Go through the records line by line from the top and repeat each one exactly, ending with the line that contains "It takes the".

Available data Start Marker

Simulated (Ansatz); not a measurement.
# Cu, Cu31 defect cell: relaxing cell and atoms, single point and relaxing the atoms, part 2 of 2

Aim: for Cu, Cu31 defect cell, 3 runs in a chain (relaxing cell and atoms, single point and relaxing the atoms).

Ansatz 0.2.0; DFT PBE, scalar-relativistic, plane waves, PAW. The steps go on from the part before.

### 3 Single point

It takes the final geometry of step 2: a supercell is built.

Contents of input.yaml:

Available data End Marker

▶ [Worked solution]:
Simulated (Ansatz); not a measurement.
# Cu, Cu31 defect cell: relaxing cell and atoms, single point and relaxing the atoms, part 2 of 2

Aim: for Cu, Cu31 defect cell, 3 runs in a chain (relaxing cell and atoms, single point and relaxing the atoms).

Ansatz 0.2.0; DFT PBE, scalar-relativistic, plane waves, PAW. The steps go on from the part before.

### 3 Single point

It takes the final geometry of step 2: a supercell is built.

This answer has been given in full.